*** Data records ***

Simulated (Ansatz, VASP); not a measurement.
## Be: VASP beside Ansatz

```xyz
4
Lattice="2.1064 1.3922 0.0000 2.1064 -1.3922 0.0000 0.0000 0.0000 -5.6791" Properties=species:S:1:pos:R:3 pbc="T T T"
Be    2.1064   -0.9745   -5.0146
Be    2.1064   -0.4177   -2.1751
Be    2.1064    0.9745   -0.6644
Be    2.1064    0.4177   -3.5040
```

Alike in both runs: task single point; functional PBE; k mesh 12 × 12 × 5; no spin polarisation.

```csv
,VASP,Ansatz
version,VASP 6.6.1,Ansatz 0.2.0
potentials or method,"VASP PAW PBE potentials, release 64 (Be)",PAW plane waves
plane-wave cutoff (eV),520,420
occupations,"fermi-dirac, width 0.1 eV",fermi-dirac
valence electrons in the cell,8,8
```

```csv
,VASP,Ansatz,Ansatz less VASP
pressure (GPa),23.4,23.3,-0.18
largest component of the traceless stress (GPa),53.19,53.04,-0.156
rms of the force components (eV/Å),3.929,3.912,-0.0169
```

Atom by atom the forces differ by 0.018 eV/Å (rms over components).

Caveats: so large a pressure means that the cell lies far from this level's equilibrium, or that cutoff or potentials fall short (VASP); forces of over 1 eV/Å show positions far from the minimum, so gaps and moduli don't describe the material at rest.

*** End of Data records ***

- [Requirement] All lines from the top of the data through the line containing "Atom by atom" need to be retyped exactly, and nothing more.

- [Response box]
Simulated (Ansatz, VASP); not a measurement.
## Be: VASP beside Ansatz

```xyz
4
Lattice="2.1064 1.3922 0.0000 2.1064 -1.3922 0.0000 0.0000 0.0000 -5.6791" Properties=species:S:1:pos:R:3 pbc="T T T"
Be    2.1064   -0.9745   -5.0146
Be    2.1064   -0.4177   -2.1751
Be    2.1064    0.9745   -0.6644
Be    2.1064    0.4177   -3.5040
```

Alike in both runs: task single point; functional PBE; k mesh 12 × 12 × 5; no spin polarisation.

```csv
,VASP,Ansatz
version,VASP 6.6.1,Ansatz 0.2.0
potentials or method,"VASP PAW PBE potentials, release 64 (Be)",PAW plane waves
plane-wave cutoff (eV),520,420
occupations,"fermi-dirac, width 0.1 eV",fermi-dirac
valence electrons in the cell,8,8
```

```csv
,VASP,Ansatz,Ansatz less VASP
pressure (GPa),23.4,23.3,-0.18
largest component of the traceless stress (GPa),53.19,53.04,-0.156
rms of the force components (eV/Å),3.929,3.912,-0.0169
```

Atom by atom the forces differ by 0.018 eV/Å (rms over components).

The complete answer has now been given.